From the first line through the line containing "Checking a run", transcribe the records exactly and include no other lines.

□ □ □ □ □ □ □

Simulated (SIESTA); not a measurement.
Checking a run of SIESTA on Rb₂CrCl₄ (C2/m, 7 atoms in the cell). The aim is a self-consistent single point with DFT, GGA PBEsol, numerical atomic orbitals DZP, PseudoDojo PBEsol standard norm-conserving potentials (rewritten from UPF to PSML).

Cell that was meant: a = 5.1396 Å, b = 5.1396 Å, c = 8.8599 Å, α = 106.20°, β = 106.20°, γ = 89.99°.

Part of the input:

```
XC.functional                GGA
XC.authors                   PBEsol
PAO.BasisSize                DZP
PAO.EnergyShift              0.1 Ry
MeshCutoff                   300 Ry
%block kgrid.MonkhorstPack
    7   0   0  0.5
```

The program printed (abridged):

□ □ □ □ □ □ □

■ **TASK SOLUTION**:
Simulated (SIESTA); not a measurement.
Checking a run of SIESTA on Rb₂CrCl₄ (C2/m, 7 atoms in the cell). The aim is a self-consistent single point with DFT, GGA PBEsol, numerical atomic orbitals DZP, PseudoDojo PBEsol standard norm-conserving potentials (rewritten from UPF to PSML).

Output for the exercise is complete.